Output, without any change, the listing below from its opening line up to and including the line with "POTCAR, in this".

[Records shown — start]
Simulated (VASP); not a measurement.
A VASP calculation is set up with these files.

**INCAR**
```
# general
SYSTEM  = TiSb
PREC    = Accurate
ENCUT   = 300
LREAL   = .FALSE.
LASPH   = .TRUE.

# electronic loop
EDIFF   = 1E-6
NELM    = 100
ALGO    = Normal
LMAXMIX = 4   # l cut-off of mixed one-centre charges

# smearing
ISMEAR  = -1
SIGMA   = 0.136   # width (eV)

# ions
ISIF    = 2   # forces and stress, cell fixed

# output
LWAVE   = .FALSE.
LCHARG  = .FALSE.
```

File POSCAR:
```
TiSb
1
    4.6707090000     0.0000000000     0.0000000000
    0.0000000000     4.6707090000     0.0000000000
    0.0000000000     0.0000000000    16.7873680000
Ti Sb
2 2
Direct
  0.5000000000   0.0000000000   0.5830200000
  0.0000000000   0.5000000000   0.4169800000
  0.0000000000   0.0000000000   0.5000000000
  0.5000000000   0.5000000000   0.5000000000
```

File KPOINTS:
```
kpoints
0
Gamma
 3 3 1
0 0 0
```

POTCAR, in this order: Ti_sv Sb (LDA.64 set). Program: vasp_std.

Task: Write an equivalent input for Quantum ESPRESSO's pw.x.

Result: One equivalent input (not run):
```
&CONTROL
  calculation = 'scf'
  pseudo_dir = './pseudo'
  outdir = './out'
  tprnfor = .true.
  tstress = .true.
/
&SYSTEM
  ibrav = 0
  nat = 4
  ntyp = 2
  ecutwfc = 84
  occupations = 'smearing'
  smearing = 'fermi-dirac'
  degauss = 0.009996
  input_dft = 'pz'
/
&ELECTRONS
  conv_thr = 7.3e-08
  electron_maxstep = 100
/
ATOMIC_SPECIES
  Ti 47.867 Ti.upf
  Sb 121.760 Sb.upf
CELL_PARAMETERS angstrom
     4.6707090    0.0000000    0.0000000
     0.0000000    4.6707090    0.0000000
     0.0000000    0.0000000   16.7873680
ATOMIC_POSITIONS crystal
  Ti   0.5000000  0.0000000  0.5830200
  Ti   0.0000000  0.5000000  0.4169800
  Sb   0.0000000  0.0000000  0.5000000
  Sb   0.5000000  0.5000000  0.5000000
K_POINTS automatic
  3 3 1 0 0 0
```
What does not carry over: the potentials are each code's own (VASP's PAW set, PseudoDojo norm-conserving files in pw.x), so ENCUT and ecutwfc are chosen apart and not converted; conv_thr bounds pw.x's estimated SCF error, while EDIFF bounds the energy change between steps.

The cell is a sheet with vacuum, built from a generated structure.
[Records shown — finish]

*Response box*:
Simulated (VASP); not a measurement.
A VASP calculation is set up with these files.

**INCAR**
```
# general
SYSTEM  = TiSb
PREC    = Accurate
ENCUT   = 300
LREAL   = .FALSE.
LASPH   = .TRUE.

# electronic loop
EDIFF   = 1E-6
NELM    = 100
ALGO    = Normal
LMAXMIX = 4   # l cut-off of mixed one-centre charges

# smearing
ISMEAR  = -1
SIGMA   = 0.136   # width (eV)

# ions
ISIF    = 2   # forces and stress, cell fixed

# output
LWAVE   = .FALSE.
LCHARG  = .FALSE.
```

File POSCAR:
```
TiSb
1
    4.6707090000     0.0000000000     0.0000000000
    0.0000000000     4.6707090000     0.0000000000
    0.0000000000     0.0000000000    16.7873680000
Ti Sb
2 2
Direct
  0.5000000000   0.0000000000   0.5830200000
  0.0000000000   0.5000000000   0.4169800000
  0.0000000000   0.0000000000   0.5000000000
  0.5000000000   0.5000000000   0.5000000000
```

File KPOINTS:
```
kpoints
0
Gamma
 3 3 1
0 0 0
```

POTCAR, in this order: Ti_sv Sb (LDA.64 set). Program: vasp_std.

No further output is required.